# # # # #

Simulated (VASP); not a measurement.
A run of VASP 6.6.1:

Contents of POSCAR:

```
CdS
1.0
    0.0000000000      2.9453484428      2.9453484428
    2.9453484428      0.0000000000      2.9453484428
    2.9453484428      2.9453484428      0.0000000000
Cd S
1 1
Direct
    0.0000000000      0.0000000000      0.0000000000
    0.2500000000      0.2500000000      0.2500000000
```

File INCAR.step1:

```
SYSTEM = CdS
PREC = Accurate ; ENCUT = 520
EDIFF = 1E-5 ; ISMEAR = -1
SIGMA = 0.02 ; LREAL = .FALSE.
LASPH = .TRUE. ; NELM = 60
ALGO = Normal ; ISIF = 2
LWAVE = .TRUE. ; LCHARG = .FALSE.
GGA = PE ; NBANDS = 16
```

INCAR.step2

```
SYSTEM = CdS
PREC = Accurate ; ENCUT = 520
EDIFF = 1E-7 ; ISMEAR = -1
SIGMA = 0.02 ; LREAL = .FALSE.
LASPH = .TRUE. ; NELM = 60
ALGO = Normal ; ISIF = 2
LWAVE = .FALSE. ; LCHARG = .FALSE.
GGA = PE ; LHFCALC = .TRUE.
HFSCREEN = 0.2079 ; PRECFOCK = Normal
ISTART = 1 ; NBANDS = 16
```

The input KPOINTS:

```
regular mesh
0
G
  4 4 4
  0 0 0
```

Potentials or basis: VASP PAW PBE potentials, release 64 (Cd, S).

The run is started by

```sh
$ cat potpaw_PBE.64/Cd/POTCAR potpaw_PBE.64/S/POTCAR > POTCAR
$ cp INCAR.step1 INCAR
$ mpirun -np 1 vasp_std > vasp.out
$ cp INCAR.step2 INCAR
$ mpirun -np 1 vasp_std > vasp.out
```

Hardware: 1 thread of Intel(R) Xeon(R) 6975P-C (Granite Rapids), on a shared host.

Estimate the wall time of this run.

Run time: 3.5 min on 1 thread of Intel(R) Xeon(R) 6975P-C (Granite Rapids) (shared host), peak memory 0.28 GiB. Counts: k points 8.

# # # # #

## Assigned task
From the records above, reproduce exactly the lines from the one with "Potentials or basis: VASP" to the one with "Estimate the wall time of this run.", both included, and no others.

## Response box
Potentials or basis: VASP PAW PBE potentials, release 64 (Cd, S).

The run is started by

```sh
$ cat potpaw_PBE.64/Cd/POTCAR potpaw_PBE.64/S/POTCAR > POTCAR
$ cp INCAR.step1 INCAR
$ mpirun -np 1 vasp_std > vasp.out
$ cp INCAR.step2 INCAR
$ mpirun -np 1 vasp_std > vasp.out
```

Hardware: 1 thread of Intel(R) Xeon(R) 6975P-C (Granite Rapids), on a shared host.

Estimate the wall time of this run.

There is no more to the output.